*Data:*
<<<<

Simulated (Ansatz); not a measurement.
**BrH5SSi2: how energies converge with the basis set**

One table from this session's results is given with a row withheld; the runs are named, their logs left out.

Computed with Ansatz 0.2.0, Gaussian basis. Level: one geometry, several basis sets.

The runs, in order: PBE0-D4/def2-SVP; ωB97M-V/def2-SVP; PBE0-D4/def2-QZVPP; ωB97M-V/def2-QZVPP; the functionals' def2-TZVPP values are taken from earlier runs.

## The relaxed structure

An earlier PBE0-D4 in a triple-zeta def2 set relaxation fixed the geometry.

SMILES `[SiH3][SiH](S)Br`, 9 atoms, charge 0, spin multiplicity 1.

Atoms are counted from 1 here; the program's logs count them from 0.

>>>>

*Work request:* Reproduce exactly, and with no other material, the lines between those holding "## The relaxed structure" and "spin multiplicity 1.", inclusive.

*Expected answer:*
## The relaxed structure

An earlier PBE0-D4 in a triple-zeta def2 set relaxation fixed the geometry.

SMILES `[SiH3][SiH](S)Br`, 9 atoms, charge 0, spin multiplicity 1.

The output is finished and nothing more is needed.